Work task —
Repeat the entries. Each one must match exactly.

◆ ◆ ◆ ◆ ◆ ◆ ◆

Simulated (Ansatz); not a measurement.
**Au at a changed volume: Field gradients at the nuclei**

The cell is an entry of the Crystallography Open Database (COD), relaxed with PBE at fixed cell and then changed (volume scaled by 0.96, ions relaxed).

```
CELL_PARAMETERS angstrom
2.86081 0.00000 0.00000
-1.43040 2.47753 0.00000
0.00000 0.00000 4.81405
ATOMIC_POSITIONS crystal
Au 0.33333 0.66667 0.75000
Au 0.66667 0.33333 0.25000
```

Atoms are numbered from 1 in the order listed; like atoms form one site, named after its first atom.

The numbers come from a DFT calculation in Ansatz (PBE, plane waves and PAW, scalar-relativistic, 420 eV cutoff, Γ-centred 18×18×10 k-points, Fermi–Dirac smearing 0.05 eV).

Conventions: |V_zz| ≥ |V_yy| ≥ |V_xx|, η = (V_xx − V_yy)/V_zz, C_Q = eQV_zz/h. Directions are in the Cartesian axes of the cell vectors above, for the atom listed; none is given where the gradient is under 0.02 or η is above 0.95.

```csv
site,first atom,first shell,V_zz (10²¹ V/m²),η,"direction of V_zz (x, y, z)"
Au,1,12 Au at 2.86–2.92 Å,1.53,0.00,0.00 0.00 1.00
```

◆ ◆ ◆ ◆ ◆ ◆ ◆

Task response —
Simulated (Ansatz); not a measurement.
**Au at a changed volume: Field gradients at the nuclei**

The cell is an entry of the Crystallography Open Database (COD), relaxed with PBE at fixed cell and then changed (volume scaled by 0.96, ions relaxed).

```
CELL_PARAMETERS angstrom
2.86081 0.00000 0.00000
-1.43040 2.47753 0.00000
0.00000 0.00000 4.81405
ATOMIC_POSITIONS crystal
Au 0.33333 0.66667 0.75000
Au 0.66667 0.33333 0.25000
```

Atoms are numbered from 1 in the order listed; like atoms form one site, named after its first atom.

The numbers come from a DFT calculation in Ansatz (PBE, plane waves and PAW, scalar-relativistic, 420 eV cutoff, Γ-centred 18×18×10 k-points, Fermi–Dirac smearing 0.05 eV).

Conventions: |V_zz| ≥ |V_yy| ≥ |V_xx|, η = (V_xx − V_yy)/V_zz, C_Q = eQV_zz/h. Directions are in the Cartesian axes of the cell vectors above, for the atom listed; none is given where the gradient is under 0.02 or η is above 0.95.

```csv
site,first atom,first shell,V_zz (10²¹ V/m²),η,"direction of V_zz (x, y, z)"
Au,1,12 Au at 2.86–2.92 Å,1.53,0.00,0.00 0.00 1.00
```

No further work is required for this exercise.